# ASSIGNMENT:
For the entries below, the expected answer is the line with "# SnTe: VASP beside Ansatz", the line with "Change from the", and every line between them, exactly as written, and nothing more.

# RECORD EXTRACTS:
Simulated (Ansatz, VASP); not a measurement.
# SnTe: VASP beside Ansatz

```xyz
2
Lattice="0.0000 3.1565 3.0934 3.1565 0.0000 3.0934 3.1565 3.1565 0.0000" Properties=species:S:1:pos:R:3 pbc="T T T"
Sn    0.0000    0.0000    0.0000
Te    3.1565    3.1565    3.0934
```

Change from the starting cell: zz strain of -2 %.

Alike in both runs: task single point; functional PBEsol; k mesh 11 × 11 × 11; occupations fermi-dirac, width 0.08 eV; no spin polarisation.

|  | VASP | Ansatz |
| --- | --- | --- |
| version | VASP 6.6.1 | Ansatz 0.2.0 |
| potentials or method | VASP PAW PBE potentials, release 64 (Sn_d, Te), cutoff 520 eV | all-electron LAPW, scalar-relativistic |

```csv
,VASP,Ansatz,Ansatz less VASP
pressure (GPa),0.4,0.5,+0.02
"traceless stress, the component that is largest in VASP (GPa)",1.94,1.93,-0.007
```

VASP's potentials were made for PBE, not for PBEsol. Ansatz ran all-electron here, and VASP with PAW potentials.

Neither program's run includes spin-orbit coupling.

# YOUR SOLUTION:
# SnTe: VASP beside Ansatz

```xyz
2
Lattice="0.0000 3.1565 3.0934 3.1565 0.0000 3.0934 3.1565 3.1565 0.0000" Properties=species:S:1:pos:R:3 pbc="T T T"
Sn    0.0000    0.0000    0.0000
Te    3.1565    3.1565    3.0934
```

Change from the starting cell: zz strain of -2 %.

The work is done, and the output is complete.